Required action: Only the lines from the one containing "# Sr2NiWO6 (I4/m) in Ansatz: reference runs" through the one containing "## 1. Starting point" should be printed, exactly as they appear below, with both ends included.

==== Records supplied

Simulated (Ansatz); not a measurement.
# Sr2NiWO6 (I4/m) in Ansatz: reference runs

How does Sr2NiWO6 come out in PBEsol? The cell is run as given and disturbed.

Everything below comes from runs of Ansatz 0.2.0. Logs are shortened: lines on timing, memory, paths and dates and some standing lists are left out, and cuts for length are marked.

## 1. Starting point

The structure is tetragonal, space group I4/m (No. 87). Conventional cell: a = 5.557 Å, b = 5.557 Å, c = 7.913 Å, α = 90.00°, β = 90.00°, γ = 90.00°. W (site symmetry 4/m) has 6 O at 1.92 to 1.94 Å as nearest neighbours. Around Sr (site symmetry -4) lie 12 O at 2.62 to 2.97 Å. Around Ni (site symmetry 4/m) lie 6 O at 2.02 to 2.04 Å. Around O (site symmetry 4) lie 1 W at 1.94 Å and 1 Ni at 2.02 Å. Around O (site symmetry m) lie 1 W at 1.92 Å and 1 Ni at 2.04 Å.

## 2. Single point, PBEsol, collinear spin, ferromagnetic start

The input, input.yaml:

========

Task answer:
# Sr2NiWO6 (I4/m) in Ansatz: reference runs

How does Sr2NiWO6 come out in PBEsol? The cell is run as given and disturbed.

Everything below comes from runs of Ansatz 0.2.0. Logs are shortened: lines on timing, memory, paths and dates and some standing lists are left out, and cuts for length are marked.

## 1. Starting point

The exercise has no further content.